Work task — An exact copy of every record is needed.

[Raw data — start]

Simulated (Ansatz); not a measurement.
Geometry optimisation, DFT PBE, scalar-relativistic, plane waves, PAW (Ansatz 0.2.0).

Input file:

[Raw data — finish]

Response area —
Simulated (Ansatz); not a measurement.
Geometry optimisation, DFT PBE, scalar-relativistic, plane waves, PAW (Ansatz 0.2.0).

Input file:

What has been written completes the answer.